**Assigned task**.
From the listing below, copy only the lines running from the line that contains "Quantity | Value |" to the line that contains "Caveat: the PAW", both included.

━━━━━━━━

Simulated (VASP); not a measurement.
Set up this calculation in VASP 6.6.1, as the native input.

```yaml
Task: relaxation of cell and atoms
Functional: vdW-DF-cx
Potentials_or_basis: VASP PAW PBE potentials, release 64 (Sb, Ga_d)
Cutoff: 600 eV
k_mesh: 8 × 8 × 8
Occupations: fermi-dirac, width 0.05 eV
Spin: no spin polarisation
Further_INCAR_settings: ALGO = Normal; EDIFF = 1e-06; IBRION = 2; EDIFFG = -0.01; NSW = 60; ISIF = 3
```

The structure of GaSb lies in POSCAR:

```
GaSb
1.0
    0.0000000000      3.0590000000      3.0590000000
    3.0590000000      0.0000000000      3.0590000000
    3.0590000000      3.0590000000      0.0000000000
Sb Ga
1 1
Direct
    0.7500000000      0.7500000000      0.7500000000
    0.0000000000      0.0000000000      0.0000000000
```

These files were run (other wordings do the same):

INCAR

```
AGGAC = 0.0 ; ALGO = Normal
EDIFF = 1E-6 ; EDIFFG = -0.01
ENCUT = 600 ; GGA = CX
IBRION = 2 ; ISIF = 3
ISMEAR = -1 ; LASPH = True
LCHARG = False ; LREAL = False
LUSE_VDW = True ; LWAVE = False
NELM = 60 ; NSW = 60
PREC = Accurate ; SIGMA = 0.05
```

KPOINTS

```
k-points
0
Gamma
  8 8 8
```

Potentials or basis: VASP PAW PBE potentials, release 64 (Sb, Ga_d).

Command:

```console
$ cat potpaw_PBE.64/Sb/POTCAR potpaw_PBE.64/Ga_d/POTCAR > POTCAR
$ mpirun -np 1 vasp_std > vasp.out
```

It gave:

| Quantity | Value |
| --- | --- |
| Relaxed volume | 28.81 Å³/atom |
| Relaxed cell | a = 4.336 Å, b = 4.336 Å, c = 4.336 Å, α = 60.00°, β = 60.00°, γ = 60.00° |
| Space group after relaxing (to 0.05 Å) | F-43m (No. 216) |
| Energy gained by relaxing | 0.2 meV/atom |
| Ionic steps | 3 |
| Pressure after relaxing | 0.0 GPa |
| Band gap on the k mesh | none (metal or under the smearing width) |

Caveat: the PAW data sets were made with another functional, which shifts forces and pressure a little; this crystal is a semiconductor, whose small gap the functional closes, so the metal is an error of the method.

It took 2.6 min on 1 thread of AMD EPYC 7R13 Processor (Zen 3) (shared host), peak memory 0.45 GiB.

━━━━━━━━

**Written response**.
| Quantity | Value |
| --- | --- |
| Relaxed volume | 28.81 Å³/atom |
| Relaxed cell | a = 4.336 Å, b = 4.336 Å, c = 4.336 Å, α = 60.00°, β = 60.00°, γ = 60.00° |
| Space group after relaxing (to 0.05 Å) | F-43m (No. 216) |
| Energy gained by relaxing | 0.2 meV/atom |
| Ionic steps | 3 |
| Pressure after relaxing | 0.0 GPa |
| Band gap on the k mesh | none (metal or under the smearing width) |

Caveat: the PAW data sets were made with another functional, which shifts forces and pressure a little; this crystal is a semiconductor, whose small gap the functional closes, so the metal is an error of the method.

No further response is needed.